» Records provided
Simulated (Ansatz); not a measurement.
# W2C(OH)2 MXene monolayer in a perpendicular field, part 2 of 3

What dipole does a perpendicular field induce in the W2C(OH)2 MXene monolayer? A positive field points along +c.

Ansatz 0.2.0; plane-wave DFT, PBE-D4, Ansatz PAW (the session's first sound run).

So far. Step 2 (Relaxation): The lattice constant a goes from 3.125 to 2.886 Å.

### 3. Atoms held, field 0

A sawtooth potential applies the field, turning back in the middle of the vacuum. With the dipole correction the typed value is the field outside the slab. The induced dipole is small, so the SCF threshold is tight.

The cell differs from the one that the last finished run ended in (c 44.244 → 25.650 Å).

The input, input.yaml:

» Work item
Copy out the data shown above without altering anything.

» Task solution
Simulated (Ansatz); not a measurement.
# W2C(OH)2 MXene monolayer in a perpendicular field, part 2 of 3

What dipole does a perpendicular field induce in the W2C(OH)2 MXene monolayer? A positive field points along +c.

Ansatz 0.2.0; plane-wave DFT, PBE-D4, Ansatz PAW (the session's first sound run).

So far. Step 2 (Relaxation): The lattice constant a goes from 3.125 to 2.886 Å.

### 3. Atoms held, field 0

A sawtooth potential applies the field, turning back in the middle of the vacuum. With the dipole correction the typed value is the field outside the slab. The induced dipole is small, so the SCF threshold is tight.

The cell differs from the one that the last finished run ended in (c 44.244 → 25.650 Å).

The input, input.yaml:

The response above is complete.